## Dataset entries
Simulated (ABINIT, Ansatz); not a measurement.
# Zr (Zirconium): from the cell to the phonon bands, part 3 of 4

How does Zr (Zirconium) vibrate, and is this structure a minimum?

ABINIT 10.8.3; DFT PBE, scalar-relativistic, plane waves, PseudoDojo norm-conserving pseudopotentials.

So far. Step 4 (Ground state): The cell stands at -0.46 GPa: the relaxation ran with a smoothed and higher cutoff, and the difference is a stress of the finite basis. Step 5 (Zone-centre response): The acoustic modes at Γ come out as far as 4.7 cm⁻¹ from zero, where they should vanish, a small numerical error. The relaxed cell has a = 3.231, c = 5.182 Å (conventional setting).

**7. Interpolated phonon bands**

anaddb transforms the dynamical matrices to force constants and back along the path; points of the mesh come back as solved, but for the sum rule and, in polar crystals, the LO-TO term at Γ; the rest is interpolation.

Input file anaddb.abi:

## Task item
From the records above, print exactly the lines that run from the line with "# Zr (Zirconium): from" to the line with "Interpolated phonon bands**", inclusive.

## Task result
# Zr (Zirconium): from the cell to the phonon bands, part 3 of 4

How does Zr (Zirconium) vibrate, and is this structure a minimum?

ABINIT 10.8.3; DFT PBE, scalar-relativistic, plane waves, PseudoDojo norm-conserving pseudopotentials.

So far. Step 4 (Ground state): The cell stands at -0.46 GPa: the relaxation ran with a smoothed and higher cutoff, and the difference is a stress of the finite basis. Step 5 (Zone-centre response): The acoustic modes at Γ come out as far as 4.7 cm⁻¹ from zero, where they should vanish, a small numerical error. The relaxed cell has a = 3.231, c = 5.182 Å (conventional setting).

**7. Interpolated phonon bands**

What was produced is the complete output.